- _EXERCISE_:
Your output should be the entries below, from the first line up to and including the line with "Cutoff 500 eV;", reproduced exactly and with no other lines.

- _RECORD EXCERPTS_:
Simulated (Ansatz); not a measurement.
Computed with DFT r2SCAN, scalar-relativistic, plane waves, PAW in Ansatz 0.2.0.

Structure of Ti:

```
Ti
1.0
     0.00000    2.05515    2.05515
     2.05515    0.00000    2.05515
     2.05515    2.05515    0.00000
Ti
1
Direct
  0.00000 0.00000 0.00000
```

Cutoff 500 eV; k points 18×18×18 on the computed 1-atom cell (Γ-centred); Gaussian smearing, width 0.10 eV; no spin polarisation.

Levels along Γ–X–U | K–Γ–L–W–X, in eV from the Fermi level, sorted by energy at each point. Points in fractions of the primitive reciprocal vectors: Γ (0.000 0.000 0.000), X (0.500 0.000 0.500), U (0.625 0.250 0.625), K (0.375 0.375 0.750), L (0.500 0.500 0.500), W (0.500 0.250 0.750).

- _WORKED SOLUTION_:
Simulated (Ansatz); not a measurement.
Computed with DFT r2SCAN, scalar-relativistic, plane waves, PAW in Ansatz 0.2.0.

Structure of Ti:

```
Ti
1.0
     0.00000    2.05515    2.05515
     2.05515    0.00000    2.05515
     2.05515    2.05515    0.00000
Ti
1
Direct
  0.00000 0.00000 0.00000
```

Cutoff 500 eV; k points 18×18×18 on the computed 1-atom cell (Γ-centred); Gaussian smearing, width 0.10 eV; no spin polarisation.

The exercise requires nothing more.